Set down all the records below, word for word.

=== STUDY MATERIAL ===
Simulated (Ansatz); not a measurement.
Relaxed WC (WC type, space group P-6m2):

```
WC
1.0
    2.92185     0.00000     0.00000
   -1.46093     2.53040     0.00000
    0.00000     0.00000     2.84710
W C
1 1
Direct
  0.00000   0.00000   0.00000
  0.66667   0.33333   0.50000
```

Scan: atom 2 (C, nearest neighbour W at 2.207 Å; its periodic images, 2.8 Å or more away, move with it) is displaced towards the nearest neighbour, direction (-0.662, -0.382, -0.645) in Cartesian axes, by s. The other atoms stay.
===

SOLUTION:
Simulated (Ansatz); not a measurement.
Relaxed WC (WC type, space group P-6m2):

```
WC
1.0
    2.92185     0.00000     0.00000
   -1.46093     2.53040     0.00000
    0.00000     0.00000     2.84710
W C
1 1
Direct
  0.00000   0.00000   0.00000
  0.66667   0.33333   0.50000
```

Scan: atom 2 (C, nearest neighbour W at 2.207 Å; its periodic images, 2.8 Å or more away, move with it) is displaced towards the nearest neighbour, direction (-0.662, -0.382, -0.645) in Cartesian axes, by s. The other atoms stay.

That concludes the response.